Entries supplied:
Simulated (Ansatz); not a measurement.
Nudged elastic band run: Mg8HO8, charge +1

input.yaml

Brief: Exact reproduction is required: output the lines from the start of the entries above through the line with "Nudged elastic band run: Mg8HO8, charge +1".

Result:
Simulated (Ansatz); not a measurement.
Nudged elastic band run: Mg8HO8, charge +1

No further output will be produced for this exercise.